**Work item**
Restate word for word the lines that begin the listing and end with the line holding "Method of the".

*** Provided records Section Begins ***
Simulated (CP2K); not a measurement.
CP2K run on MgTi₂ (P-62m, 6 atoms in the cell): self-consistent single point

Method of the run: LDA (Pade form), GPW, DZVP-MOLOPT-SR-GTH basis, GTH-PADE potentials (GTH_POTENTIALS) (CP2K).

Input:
*** Provided records Section Ends ***

**Expected answer**
Simulated (CP2K); not a measurement.
CP2K run on MgTi₂ (P-62m, 6 atoms in the cell): self-consistent single point

Method of the run: LDA (Pade form), GPW, DZVP-MOLOPT-SR-GTH basis, GTH-PADE potentials (GTH_POTENTIALS) (CP2K).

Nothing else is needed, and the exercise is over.